- ENTRIES PROVIDED -
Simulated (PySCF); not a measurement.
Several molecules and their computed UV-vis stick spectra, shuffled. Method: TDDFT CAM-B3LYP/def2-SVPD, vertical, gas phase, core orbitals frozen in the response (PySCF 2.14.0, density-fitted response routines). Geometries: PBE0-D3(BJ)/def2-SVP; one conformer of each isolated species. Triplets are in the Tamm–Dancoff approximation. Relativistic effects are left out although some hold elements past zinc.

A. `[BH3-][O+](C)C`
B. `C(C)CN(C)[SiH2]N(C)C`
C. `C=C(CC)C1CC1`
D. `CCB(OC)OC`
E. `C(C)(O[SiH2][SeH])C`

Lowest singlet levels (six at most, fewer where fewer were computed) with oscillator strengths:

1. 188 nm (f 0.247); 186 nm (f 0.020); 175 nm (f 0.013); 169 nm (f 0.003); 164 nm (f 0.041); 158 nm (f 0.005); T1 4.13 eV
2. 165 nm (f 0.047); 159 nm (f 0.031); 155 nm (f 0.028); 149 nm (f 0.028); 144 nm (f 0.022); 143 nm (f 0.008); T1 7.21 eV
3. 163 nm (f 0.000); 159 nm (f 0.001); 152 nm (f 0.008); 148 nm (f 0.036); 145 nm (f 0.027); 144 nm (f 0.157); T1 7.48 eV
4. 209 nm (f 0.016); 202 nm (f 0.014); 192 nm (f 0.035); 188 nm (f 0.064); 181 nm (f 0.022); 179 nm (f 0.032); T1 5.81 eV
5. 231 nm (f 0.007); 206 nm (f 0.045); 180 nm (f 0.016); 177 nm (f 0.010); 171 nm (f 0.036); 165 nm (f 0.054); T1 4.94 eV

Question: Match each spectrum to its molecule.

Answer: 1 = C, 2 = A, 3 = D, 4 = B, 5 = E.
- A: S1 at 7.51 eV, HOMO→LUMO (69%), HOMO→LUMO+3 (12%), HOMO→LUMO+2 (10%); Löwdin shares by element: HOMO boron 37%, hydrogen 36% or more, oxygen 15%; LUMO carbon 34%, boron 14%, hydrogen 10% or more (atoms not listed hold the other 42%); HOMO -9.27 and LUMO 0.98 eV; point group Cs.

- WORK ITEM -
Restate word for word only the lines above from the line containing "Several molecules and" to the line containing "4. 209 nm (f", both of them included.

- ANSWER SPACE -
Several molecules and their computed UV-vis stick spectra, shuffled. Method: TDDFT CAM-B3LYP/def2-SVPD, vertical, gas phase, core orbitals frozen in the response (PySCF 2.14.0, density-fitted response routines). Geometries: PBE0-D3(BJ)/def2-SVP; one conformer of each isolated species. Triplets are in the Tamm–Dancoff approximation. Relativistic effects are left out although some hold elements past zinc.

A. `[BH3-][O+](C)C`
B. `C(C)CN(C)[SiH2]N(C)C`
C. `C=C(CC)C1CC1`
D. `CCB(OC)OC`
E. `C(C)(O[SiH2][SeH])C`

Lowest singlet levels (six at most, fewer where fewer were computed) with oscillator strengths:

1. 188 nm (f 0.247); 186 nm (f 0.020); 175 nm (f 0.013); 169 nm (f 0.003); 164 nm (f 0.041); 158 nm (f 0.005); T1 4.13 eV
2. 165 nm (f 0.047); 159 nm (f 0.031); 155 nm (f 0.028); 149 nm (f 0.028); 144 nm (f 0.022); 143 nm (f 0.008); T1 7.21 eV
3. 163 nm (f 0.000); 159 nm (f 0.001); 152 nm (f 0.008); 148 nm (f 0.036); 145 nm (f 0.027); 144 nm (f 0.157); T1 7.48 eV
4. 209 nm (f 0.016); 202 nm (f 0.014); 192 nm (f 0.035); 188 nm (f 0.064); 181 nm (f 0.022); 179 nm (f 0.032); T1 5.81 eV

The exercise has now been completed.